==== Dataset records ====
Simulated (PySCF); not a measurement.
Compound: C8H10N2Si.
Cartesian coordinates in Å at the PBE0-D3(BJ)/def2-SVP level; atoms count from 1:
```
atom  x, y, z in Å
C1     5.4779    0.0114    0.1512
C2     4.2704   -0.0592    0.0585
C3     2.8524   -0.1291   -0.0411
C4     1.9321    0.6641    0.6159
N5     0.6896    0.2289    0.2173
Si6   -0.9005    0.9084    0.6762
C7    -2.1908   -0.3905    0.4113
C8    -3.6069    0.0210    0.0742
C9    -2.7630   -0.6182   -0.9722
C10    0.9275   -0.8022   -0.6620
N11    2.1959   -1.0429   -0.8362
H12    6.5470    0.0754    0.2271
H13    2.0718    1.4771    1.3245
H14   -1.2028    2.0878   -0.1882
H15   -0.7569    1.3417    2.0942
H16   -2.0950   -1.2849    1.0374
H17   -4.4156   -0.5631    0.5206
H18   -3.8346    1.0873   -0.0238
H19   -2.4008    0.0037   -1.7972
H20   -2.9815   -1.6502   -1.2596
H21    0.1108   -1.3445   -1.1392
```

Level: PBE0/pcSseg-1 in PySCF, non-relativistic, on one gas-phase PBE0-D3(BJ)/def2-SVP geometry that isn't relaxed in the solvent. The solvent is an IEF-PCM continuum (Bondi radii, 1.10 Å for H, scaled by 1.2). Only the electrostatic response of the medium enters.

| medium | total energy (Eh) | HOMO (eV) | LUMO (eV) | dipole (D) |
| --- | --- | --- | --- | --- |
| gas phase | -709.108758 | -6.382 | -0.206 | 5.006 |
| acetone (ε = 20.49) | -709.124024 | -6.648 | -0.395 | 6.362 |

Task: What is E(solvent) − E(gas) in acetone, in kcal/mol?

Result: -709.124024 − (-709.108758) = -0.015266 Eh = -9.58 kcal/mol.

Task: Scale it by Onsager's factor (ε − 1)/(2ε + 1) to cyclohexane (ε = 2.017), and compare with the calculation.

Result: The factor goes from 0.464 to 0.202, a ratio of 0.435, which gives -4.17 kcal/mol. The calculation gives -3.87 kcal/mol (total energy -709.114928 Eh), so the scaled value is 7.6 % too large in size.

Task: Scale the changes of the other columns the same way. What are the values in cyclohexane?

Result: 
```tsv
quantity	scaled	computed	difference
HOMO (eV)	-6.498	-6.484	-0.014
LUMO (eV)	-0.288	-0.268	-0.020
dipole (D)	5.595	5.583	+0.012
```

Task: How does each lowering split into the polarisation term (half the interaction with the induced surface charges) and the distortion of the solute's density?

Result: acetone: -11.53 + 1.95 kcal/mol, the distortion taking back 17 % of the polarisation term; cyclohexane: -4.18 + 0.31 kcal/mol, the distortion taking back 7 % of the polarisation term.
====

Required action —
Ending with the line containing "Result: -709.124024 −", please print exactly the lines of the material above from its first line onward, and nothing else.

Expected answer —
Simulated (PySCF); not a measurement.
Compound: C8H10N2Si.
Cartesian coordinates in Å at the PBE0-D3(BJ)/def2-SVP level; atoms count from 1:
```
atom  x, y, z in Å
C1     5.4779    0.0114    0.1512
C2     4.2704   -0.0592    0.0585
C3     2.8524   -0.1291   -0.0411
C4     1.9321    0.6641    0.6159
N5     0.6896    0.2289    0.2173
Si6   -0.9005    0.9084    0.6762
C7    -2.1908   -0.3905    0.4113
C8    -3.6069    0.0210    0.0742
C9    -2.7630   -0.6182   -0.9722
C10    0.9275   -0.8022   -0.6620
N11    2.1959   -1.0429   -0.8362
H12    6.5470    0.0754    0.2271
H13    2.0718    1.4771    1.3245
H14   -1.2028    2.0878   -0.1882
H15   -0.7569    1.3417    2.0942
H16   -2.0950   -1.2849    1.0374
H17   -4.4156   -0.5631    0.5206
H18   -3.8346    1.0873   -0.0238
H19   -2.4008    0.0037   -1.7972
H20   -2.9815   -1.6502   -1.2596
H21    0.1108   -1.3445   -1.1392
```

Level: PBE0/pcSseg-1 in PySCF, non-relativistic, on one gas-phase PBE0-D3(BJ)/def2-SVP geometry that isn't relaxed in the solvent. The solvent is an IEF-PCM continuum (Bondi radii, 1.10 Å for H, scaled by 1.2). Only the electrostatic response of the medium enters.

| medium | total energy (Eh) | HOMO (eV) | LUMO (eV) | dipole (D) |
| --- | --- | --- | --- | --- |
| gas phase | -709.108758 | -6.382 | -0.206 | 5.006 |
| acetone (ε = 20.49) | -709.124024 | -6.648 | -0.395 | 6.362 |

Task: What is E(solvent) − E(gas) in acetone, in kcal/mol?

Result: -709.124024 − (-709.108758) = -0.015266 Eh = -9.58 kcal/mol.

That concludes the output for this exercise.